Assignment.
Repeat nothing but the lines below running from the one containing "A run of VASP 6.6.1 is set up as follows." to the one containing "Q: Predict the relaxed volume.". Keep both end lines.

Source data.
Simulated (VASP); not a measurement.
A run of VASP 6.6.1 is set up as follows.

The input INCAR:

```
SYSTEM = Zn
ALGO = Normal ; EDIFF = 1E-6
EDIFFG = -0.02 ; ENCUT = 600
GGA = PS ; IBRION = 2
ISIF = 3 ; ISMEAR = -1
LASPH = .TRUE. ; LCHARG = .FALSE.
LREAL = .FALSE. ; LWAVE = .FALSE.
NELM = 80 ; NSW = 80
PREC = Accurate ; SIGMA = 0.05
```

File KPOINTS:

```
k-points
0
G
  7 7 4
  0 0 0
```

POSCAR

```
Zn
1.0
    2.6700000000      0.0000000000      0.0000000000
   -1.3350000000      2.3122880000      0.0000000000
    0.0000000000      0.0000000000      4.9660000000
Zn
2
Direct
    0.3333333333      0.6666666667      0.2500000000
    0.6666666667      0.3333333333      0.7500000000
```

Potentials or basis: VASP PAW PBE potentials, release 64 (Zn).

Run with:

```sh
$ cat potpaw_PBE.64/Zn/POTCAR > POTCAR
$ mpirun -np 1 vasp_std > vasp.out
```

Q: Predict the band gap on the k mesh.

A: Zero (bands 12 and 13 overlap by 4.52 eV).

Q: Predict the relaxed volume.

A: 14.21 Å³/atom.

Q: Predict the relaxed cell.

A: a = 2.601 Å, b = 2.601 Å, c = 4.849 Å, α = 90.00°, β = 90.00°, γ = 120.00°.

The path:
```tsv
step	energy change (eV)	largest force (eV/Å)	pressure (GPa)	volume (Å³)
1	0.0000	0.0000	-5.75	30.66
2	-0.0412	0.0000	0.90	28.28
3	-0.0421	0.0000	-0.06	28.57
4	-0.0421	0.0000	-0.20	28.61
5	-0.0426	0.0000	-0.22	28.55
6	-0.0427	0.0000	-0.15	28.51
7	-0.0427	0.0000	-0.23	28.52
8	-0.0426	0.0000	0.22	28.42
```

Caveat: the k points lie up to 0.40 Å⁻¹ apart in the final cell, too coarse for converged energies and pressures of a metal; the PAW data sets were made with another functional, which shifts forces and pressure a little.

Reply.
A run of VASP 6.6.1 is set up as follows.

The input INCAR:

```
SYSTEM = Zn
ALGO = Normal ; EDIFF = 1E-6
EDIFFG = -0.02 ; ENCUT = 600
GGA = PS ; IBRION = 2
ISIF = 3 ; ISMEAR = -1
LASPH = .TRUE. ; LCHARG = .FALSE.
LREAL = .FALSE. ; LWAVE = .FALSE.
NELM = 80 ; NSW = 80
PREC = Accurate ; SIGMA = 0.05
```

File KPOINTS:

```
k-points
0
G
  7 7 4
  0 0 0
```

POSCAR

```
Zn
1.0
    2.6700000000      0.0000000000      0.0000000000
   -1.3350000000      2.3122880000      0.0000000000
    0.0000000000      0.0000000000      4.9660000000
Zn
2
Direct
    0.3333333333      0.6666666667      0.2500000000
    0.6666666667      0.3333333333      0.7500000000
```

Potentials or basis: VASP PAW PBE potentials, release 64 (Zn).

Run with:

```sh
$ cat potpaw_PBE.64/Zn/POTCAR > POTCAR
$ mpirun -np 1 vasp_std > vasp.out
```

Q: Predict the band gap on the k mesh.

A: Zero (bands 12 and 13 overlap by 4.52 eV).

Q: Predict the relaxed volume.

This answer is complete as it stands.